GIVEN ENTRIES =>
________________________

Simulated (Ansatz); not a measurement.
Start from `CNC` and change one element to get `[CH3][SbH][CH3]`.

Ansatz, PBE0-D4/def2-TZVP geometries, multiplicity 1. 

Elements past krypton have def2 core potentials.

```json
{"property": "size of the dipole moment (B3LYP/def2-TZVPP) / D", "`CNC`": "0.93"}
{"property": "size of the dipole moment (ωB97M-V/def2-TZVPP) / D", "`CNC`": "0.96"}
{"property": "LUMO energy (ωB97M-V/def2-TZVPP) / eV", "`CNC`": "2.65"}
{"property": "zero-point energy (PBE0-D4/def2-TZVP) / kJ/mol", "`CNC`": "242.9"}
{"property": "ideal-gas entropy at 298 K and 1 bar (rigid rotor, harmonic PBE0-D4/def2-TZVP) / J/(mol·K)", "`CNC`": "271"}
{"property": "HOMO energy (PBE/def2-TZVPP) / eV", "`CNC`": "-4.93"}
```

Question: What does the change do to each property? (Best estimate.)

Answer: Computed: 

________________________

WORK ITEM => Set down every line of the listing above again, exactly as given.

RESPONSE AREA =>
Simulated (Ansatz); not a measurement.
Start from `CNC` and change one element to get `[CH3][SbH][CH3]`.

Ansatz, PBE0-D4/def2-TZVP geometries, multiplicity 1. 

Elements past krypton have def2 core potentials.

```json
{"property": "size of the dipole moment (B3LYP/def2-TZVPP) / D", "`CNC`": "0.93"}
{"property": "size of the dipole moment (ωB97M-V/def2-TZVPP) / D", "`CNC`": "0.96"}
{"property": "LUMO energy (ωB97M-V/def2-TZVPP) / eV", "`CNC`": "2.65"}
{"property": "zero-point energy (PBE0-D4/def2-TZVP) / kJ/mol", "`CNC`": "242.9"}
{"property": "ideal-gas entropy at 298 K and 1 bar (rigid rotor, harmonic PBE0-D4/def2-TZVP) / J/(mol·K)", "`CNC`": "271"}
{"property": "HOMO energy (PBE/def2-TZVPP) / eV", "`CNC`": "-4.93"}
```

Question: What does the change do to each property? (Best estimate.)

Answer: Computed: 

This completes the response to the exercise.